=======

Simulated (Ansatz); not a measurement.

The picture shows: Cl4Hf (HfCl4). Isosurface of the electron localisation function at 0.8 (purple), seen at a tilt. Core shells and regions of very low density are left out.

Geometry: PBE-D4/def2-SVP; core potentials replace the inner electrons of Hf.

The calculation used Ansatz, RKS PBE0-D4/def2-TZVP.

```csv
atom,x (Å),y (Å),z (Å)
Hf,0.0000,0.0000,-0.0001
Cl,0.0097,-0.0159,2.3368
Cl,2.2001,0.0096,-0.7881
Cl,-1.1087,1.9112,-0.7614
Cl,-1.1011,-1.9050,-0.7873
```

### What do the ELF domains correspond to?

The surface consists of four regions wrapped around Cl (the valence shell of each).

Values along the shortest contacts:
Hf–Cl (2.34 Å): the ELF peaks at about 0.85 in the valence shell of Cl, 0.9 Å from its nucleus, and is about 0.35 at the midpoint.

=======

### Work order
Would you retype exactly the lines above, from the line with "The surface consists" to the line with "Values along the", with both end lines kept and nothing more?

### Reply
The surface consists of four regions wrapped around Cl (the valence shell of each).

Values along the shortest contacts:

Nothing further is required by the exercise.